INPUT DATA
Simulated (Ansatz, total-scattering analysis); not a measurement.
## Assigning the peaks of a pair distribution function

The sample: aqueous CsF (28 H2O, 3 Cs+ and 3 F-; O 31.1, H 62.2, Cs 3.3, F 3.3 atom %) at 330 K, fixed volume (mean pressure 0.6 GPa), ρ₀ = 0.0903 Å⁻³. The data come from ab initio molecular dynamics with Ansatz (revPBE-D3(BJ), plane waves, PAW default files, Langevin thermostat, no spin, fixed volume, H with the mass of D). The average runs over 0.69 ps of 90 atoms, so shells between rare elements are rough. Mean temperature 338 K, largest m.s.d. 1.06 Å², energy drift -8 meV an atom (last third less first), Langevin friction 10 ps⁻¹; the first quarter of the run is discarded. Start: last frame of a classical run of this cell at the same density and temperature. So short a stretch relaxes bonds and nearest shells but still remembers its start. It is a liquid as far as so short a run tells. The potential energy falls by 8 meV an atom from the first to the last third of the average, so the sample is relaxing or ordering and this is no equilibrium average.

WORK ITEM
Return a word-for-word copy of the lines from the beginning of the listing to the line holding "## Assigning the", both kept.

TASK RESPONSE
Simulated (Ansatz, total-scattering analysis); not a measurement.
## Assigning the peaks of a pair distribution function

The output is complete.